Work task
Please reproduce every entry, keeping each one exact.

Record excerpts
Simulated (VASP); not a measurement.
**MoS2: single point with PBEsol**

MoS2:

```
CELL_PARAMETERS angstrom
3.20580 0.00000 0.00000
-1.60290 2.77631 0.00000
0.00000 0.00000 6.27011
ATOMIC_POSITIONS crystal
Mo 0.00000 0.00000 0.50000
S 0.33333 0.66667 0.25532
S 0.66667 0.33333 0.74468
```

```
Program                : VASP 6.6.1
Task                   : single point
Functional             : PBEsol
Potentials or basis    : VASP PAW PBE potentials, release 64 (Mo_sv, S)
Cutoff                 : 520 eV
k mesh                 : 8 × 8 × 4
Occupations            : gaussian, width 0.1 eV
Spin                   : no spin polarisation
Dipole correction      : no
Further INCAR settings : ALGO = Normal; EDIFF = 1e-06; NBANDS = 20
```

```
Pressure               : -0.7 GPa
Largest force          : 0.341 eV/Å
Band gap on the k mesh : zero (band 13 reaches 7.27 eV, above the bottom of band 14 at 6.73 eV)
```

Reply
Simulated (VASP); not a measurement.
**MoS2: single point with PBEsol**

MoS2:

```
CELL_PARAMETERS angstrom
3.20580 0.00000 0.00000
-1.60290 2.77631 0.00000
0.00000 0.00000 6.27011
ATOMIC_POSITIONS crystal
Mo 0.00000 0.00000 0.50000
S 0.33333 0.66667 0.25532
S 0.66667 0.33333 0.74468
```

```
Program                : VASP 6.6.1
Task                   : single point
Functional             : PBEsol
Potentials or basis    : VASP PAW PBE potentials, release 64 (Mo_sv, S)
Cutoff                 : 520 eV
k mesh                 : 8 × 8 × 4
Occupations            : gaussian, width 0.1 eV
Spin                   : no spin polarisation
Dipole correction      : no
Further INCAR settings : ALGO = Normal; EDIFF = 1e-06; NBANDS = 20
```

```
Pressure               : -0.7 GPa
Largest force          : 0.341 eV/Å
Band gap on the k mesh : zero (band 13 reaches 7.27 eV, above the bottom of band 14 at 6.73 eV)
```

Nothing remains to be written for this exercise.